--- INFORMATION SUPPLIED Enclosed Below ---
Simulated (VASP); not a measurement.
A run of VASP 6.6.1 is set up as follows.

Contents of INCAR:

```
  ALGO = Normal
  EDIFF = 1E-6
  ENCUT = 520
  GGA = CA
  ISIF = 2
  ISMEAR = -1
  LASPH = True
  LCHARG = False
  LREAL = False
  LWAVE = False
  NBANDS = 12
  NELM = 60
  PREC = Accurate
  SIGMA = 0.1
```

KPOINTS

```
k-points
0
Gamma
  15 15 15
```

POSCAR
--- End of Enclosed INFORMATION SUPPLIED ---

_WORK TASK_
For this exercise, set down the entire listing above exactly as given.

_WRITTEN ANSWER_
Simulated (VASP); not a measurement.
A run of VASP 6.6.1 is set up as follows.

Contents of INCAR:

```
  ALGO = Normal
  EDIFF = 1E-6
  ENCUT = 520
  GGA = CA
  ISIF = 2
  ISMEAR = -1
  LASPH = True
  LCHARG = False
  LREAL = False
  LWAVE = False
  NBANDS = 12
  NELM = 60
  PREC = Accurate
  SIGMA = 0.1
```

KPOINTS

```
k-points
0
Gamma
  15 15 15
```

POSCAR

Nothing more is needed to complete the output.